_WORK REQUEST_.
Give back, exactly as written, the lines from the beginning of the listing through the one that contains "(2) 0.030 eV/Å.".

⁂

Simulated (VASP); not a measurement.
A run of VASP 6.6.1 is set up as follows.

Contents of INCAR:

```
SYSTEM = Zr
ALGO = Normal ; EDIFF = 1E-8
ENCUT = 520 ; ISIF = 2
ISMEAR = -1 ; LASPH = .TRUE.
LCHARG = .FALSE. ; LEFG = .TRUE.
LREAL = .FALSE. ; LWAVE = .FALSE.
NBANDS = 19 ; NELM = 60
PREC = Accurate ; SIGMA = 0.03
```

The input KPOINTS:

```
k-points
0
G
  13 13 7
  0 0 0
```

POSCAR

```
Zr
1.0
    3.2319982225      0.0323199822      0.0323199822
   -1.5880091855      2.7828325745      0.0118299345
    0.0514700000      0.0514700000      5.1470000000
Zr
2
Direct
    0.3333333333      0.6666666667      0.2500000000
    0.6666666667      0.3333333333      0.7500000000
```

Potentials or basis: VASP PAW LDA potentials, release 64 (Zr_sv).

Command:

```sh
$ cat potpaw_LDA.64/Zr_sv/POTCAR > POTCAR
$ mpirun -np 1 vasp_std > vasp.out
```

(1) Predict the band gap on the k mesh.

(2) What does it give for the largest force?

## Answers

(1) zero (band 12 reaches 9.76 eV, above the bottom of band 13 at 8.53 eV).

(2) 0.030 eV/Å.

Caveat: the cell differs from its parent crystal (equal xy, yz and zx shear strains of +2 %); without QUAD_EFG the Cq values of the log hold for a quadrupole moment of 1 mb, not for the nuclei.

⁂

_REPLY_.
Simulated (VASP); not a measurement.
A run of VASP 6.6.1 is set up as follows.

Contents of INCAR:

```
SYSTEM = Zr
ALGO = Normal ; EDIFF = 1E-8
ENCUT = 520 ; ISIF = 2
ISMEAR = -1 ; LASPH = .TRUE.
LCHARG = .FALSE. ; LEFG = .TRUE.
LREAL = .FALSE. ; LWAVE = .FALSE.
NBANDS = 19 ; NELM = 60
PREC = Accurate ; SIGMA = 0.03
```

The input KPOINTS:

```
k-points
0
G
  13 13 7
  0 0 0
```

POSCAR

```
Zr
1.0
    3.2319982225      0.0323199822      0.0323199822
   -1.5880091855      2.7828325745      0.0118299345
    0.0514700000      0.0514700000      5.1470000000
Zr
2
Direct
    0.3333333333      0.6666666667      0.2500000000
    0.6666666667      0.3333333333      0.7500000000
```

Potentials or basis: VASP PAW LDA potentials, release 64 (Zr_sv).

Command:

```sh
$ cat potpaw_LDA.64/Zr_sv/POTCAR > POTCAR
$ mpirun -np 1 vasp_std > vasp.out
```

(1) Predict the band gap on the k mesh.

(2) What does it give for the largest force?

## Answers

(1) zero (band 12 reaches 9.76 eV, above the bottom of band 13 at 8.53 eV).

(2) 0.030 eV/Å.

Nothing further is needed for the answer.